▸ EXTRACTED ENTRIES:
● ● ●

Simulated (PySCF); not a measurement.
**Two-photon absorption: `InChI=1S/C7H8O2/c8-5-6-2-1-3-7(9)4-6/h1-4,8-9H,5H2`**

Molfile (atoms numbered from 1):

● ● ●

Retype all the data exactly, line for line.

▸ WRITTEN RESPONSE:
Simulated (PySCF); not a measurement.
**Two-photon absorption: `InChI=1S/C7H8O2/c8-5-6-2-1-3-7(9)4-6/h1-4,8-9H,5H2`**

Molfile (atoms numbered from 1):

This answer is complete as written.